== Requirement ==
If a line appears in the data below, it must appear in your answer exactly as given.

(Source information begins)
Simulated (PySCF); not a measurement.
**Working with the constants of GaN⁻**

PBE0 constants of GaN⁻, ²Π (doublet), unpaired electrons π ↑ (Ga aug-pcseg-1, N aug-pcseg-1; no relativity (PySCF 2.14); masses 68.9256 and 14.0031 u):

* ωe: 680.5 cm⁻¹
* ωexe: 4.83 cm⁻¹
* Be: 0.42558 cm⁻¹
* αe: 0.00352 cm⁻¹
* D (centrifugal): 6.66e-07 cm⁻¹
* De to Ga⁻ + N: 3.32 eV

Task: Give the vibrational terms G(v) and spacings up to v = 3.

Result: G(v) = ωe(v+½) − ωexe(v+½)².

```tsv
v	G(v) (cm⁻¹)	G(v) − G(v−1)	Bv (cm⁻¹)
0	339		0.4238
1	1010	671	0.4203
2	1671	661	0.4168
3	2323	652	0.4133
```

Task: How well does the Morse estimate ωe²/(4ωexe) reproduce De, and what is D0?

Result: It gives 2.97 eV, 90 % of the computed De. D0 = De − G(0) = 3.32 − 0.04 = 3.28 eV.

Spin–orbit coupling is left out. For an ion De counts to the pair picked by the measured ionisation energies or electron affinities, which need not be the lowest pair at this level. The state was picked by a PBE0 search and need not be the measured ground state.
(Source information ends)

== Task answer ==
Simulated (PySCF); not a measurement.
**Working with the constants of GaN⁻**

PBE0 constants of GaN⁻, ²Π (doublet), unpaired electrons π ↑ (Ga aug-pcseg-1, N aug-pcseg-1; no relativity (PySCF 2.14); masses 68.9256 and 14.0031 u):

* ωe: 680.5 cm⁻¹
* ωexe: 4.83 cm⁻¹
* Be: 0.42558 cm⁻¹
* αe: 0.00352 cm⁻¹
* D (centrifugal): 6.66e-07 cm⁻¹
* De to Ga⁻ + N: 3.32 eV

Task: Give the vibrational terms G(v) and spacings up to v = 3.

Result: G(v) = ωe(v+½) − ωexe(v+½)².

```tsv
v	G(v) (cm⁻¹)	G(v) − G(v−1)	Bv (cm⁻¹)
0	339		0.4238
1	1010	671	0.4203
2	1671	661	0.4168
3	2323	652	0.4133
```

Task: How well does the Morse estimate ωe²/(4ωexe) reproduce De, and what is D0?

Result: It gives 2.97 eV, 90 % of the computed De. D0 = De − G(0) = 3.32 − 0.04 = 3.28 eV.

Spin–orbit coupling is left out. For an ion De counts to the pair picked by the measured ionisation energies or electron affinities, which need not be the lowest pair at this level. The state was picked by a PBE0 search and need not be the measured ground state.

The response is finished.